BRIEF => Nothing in the listing should differ in your copy; retype it all exactly.

DATA EXTRACT =>
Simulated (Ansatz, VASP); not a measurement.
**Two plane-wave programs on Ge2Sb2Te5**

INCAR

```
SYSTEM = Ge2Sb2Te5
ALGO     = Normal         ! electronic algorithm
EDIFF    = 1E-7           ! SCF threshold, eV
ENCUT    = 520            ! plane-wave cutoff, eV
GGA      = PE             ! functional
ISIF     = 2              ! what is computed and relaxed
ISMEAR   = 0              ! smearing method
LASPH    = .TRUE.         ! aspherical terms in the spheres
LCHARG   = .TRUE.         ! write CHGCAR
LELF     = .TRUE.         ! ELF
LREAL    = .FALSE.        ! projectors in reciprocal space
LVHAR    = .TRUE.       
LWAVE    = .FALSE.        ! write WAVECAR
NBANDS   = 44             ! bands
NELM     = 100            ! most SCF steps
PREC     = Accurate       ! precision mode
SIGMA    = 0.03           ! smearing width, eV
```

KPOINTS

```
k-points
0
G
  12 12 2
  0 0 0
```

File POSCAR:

TASK SOLUTION =>
Simulated (Ansatz, VASP); not a measurement.
**Two plane-wave programs on Ge2Sb2Te5**

INCAR

```
SYSTEM = Ge2Sb2Te5
ALGO     = Normal         ! electronic algorithm
EDIFF    = 1E-7           ! SCF threshold, eV
ENCUT    = 520            ! plane-wave cutoff, eV
GGA      = PE             ! functional
ISIF     = 2              ! what is computed and relaxed
ISMEAR   = 0              ! smearing method
LASPH    = .TRUE.         ! aspherical terms in the spheres
LCHARG   = .TRUE.         ! write CHGCAR
LELF     = .TRUE.         ! ELF
LREAL    = .FALSE.        ! projectors in reciprocal space
LVHAR    = .TRUE.       
LWAVE    = .FALSE.        ! write WAVECAR
NBANDS   = 44             ! bands
NELM     = 100            ! most SCF steps
PREC     = Accurate       ! precision mode
SIGMA    = 0.03           ! smearing width, eV
```

KPOINTS

```
k-points
0
G
  12 12 2
  0 0 0
```

File POSCAR:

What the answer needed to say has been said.